Requirement:
Every record here needs to be duplicated exactly.

Provided records:
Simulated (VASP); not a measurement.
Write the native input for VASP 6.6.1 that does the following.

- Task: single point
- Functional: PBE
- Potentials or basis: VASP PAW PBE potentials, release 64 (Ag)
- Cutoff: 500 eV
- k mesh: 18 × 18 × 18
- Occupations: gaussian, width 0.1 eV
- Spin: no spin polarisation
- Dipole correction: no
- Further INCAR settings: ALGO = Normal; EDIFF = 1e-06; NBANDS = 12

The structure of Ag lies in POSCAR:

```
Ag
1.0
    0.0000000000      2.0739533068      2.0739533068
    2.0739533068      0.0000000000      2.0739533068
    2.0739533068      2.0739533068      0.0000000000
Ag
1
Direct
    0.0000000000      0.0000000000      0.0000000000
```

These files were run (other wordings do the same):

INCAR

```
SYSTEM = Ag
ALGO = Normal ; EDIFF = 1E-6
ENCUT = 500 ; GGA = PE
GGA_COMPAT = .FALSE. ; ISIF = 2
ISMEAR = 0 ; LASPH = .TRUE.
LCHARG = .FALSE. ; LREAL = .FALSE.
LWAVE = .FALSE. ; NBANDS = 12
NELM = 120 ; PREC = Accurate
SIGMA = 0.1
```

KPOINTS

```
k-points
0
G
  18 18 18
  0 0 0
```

Problem solution:
Simulated (VASP); not a measurement.
Write the native input for VASP 6.6.1 that does the following.

- Task: single point
- Functional: PBE
- Potentials or basis: VASP PAW PBE potentials, release 64 (Ag)
- Cutoff: 500 eV
- k mesh: 18 × 18 × 18
- Occupations: gaussian, width 0.1 eV
- Spin: no spin polarisation
- Dipole correction: no
- Further INCAR settings: ALGO = Normal; EDIFF = 1e-06; NBANDS = 12

The structure of Ag lies in POSCAR:

```
Ag
1.0
    0.0000000000      2.0739533068      2.0739533068
    2.0739533068      0.0000000000      2.0739533068
    2.0739533068      2.0739533068      0.0000000000
Ag
1
Direct
    0.0000000000      0.0000000000      0.0000000000
```

These files were run (other wordings do the same):

INCAR

```
SYSTEM = Ag
ALGO = Normal ; EDIFF = 1E-6
ENCUT = 500 ; GGA = PE
GGA_COMPAT = .FALSE. ; ISIF = 2
ISMEAR = 0 ; LASPH = .TRUE.
LCHARG = .FALSE. ; LREAL = .FALSE.
LWAVE = .FALSE. ; NBANDS = 12
NELM = 120 ; PREC = Accurate
SIGMA = 0.1
```

KPOINTS

```
k-points
0
G
  18 18 18
  0 0 0
```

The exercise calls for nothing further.